• **SOURCE DATA**:
━━━━━━━━━━━━━━━━
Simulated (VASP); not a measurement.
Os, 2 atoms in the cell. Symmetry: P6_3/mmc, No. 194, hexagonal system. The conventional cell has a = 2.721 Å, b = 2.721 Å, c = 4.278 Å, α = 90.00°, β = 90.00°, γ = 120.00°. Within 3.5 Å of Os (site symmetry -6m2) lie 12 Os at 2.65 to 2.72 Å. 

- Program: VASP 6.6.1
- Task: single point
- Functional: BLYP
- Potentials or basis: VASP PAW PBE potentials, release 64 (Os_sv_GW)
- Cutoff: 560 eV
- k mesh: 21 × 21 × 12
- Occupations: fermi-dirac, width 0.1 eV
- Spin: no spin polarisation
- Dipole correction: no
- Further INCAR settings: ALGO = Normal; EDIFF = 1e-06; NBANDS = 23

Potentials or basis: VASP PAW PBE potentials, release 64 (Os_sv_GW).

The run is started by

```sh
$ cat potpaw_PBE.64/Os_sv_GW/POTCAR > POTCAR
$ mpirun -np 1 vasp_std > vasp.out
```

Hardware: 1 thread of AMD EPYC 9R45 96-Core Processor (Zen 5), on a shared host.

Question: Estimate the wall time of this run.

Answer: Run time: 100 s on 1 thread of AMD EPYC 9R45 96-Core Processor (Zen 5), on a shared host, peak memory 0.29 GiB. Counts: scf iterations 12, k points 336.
━━━━━━━━━━━━━━━━

Will you return exactly the lines above from the one with "- Task: single point" down to the one with "- Dipole correction: no", counting both as part of the range?

- Task: single point
- Functional: BLYP
- Potentials or basis: VASP PAW PBE potentials, release 64 (Os_sv_GW)
- Cutoff: 560 eV
- k mesh: 21 × 21 × 12
- Occupations: fermi-dirac, width 0.1 eV
- Spin: no spin polarisation
- Dipole correction: no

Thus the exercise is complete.